» **WORK ORDER**:
Once you find the line containing "Ansatz 0.2.0 |" in the data below, copy it and each following line exactly, up to and including the line containing "0.004 | -0.0055 |", and nothing else.

» **DATA SHOWN**:
******

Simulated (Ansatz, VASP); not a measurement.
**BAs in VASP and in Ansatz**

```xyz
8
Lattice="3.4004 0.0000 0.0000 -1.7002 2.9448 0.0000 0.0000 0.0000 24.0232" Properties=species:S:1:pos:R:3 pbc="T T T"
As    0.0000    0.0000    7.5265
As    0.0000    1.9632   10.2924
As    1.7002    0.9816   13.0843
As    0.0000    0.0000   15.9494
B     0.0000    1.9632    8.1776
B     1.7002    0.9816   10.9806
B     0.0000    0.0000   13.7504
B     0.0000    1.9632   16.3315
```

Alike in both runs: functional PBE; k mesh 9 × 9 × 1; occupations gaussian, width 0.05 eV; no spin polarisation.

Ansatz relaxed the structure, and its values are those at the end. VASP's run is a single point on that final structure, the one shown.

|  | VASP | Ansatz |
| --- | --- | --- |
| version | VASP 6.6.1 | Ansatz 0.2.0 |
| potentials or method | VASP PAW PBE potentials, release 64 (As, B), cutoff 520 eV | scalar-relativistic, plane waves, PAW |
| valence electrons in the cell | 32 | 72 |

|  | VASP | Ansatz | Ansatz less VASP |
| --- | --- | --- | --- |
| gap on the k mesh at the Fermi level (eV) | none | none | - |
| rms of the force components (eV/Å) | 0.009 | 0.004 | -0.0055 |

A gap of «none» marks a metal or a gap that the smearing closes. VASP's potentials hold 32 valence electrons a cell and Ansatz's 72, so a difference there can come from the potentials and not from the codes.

******

» **PROBLEM SOLUTION**:
| version | VASP 6.6.1 | Ansatz 0.2.0 |
| potentials or method | VASP PAW PBE potentials, release 64 (As, B), cutoff 520 eV | scalar-relativistic, plane waves, PAW |
| valence electrons in the cell | 32 | 72 |

|  | VASP | Ansatz | Ansatz less VASP |
| --- | --- | --- | --- |
| gap on the k mesh at the Fermi level (eV) | none | none | - |
| rms of the force components (eV/Å) | 0.009 | 0.004 | -0.0055 |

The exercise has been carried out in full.